|---|

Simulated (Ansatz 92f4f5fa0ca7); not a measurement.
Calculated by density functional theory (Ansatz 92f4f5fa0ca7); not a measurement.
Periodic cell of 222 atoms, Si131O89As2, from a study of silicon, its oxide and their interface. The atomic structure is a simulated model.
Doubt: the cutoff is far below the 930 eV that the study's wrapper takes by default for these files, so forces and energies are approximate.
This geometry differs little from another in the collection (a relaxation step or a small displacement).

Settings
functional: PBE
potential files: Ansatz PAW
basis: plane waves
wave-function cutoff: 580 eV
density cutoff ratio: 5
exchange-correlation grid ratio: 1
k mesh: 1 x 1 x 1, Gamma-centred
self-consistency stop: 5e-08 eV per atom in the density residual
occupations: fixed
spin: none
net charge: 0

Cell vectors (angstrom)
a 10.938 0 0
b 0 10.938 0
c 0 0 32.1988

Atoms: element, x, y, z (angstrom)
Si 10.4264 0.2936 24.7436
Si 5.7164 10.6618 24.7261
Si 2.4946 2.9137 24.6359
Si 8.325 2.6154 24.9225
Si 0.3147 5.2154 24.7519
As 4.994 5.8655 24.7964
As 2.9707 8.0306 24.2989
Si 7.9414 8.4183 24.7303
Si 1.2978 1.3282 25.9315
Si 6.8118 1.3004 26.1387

|---|

Work task: All lines in the listing above from the line containing "Cell vectors (angstrom)" to the line containing "Si 1.2978 1.3282 25.9315", inclusive, should be retyped exactly; no other lines should appear.

Task solution:
Cell vectors (angstrom)
a 10.938 0 0
b 0 10.938 0
c 0 0 32.1988

Atoms: element, x, y, z (angstrom)
Si 10.4264 0.2936 24.7436
Si 5.7164 10.6618 24.7261
Si 2.4946 2.9137 24.6359
Si 8.325 2.6154 24.9225
Si 0.3147 5.2154 24.7519
As 4.994 5.8655 24.7964
As 2.9707 8.0306 24.2989
Si 7.9414 8.4183 24.7303
Si 1.2978 1.3282 25.9315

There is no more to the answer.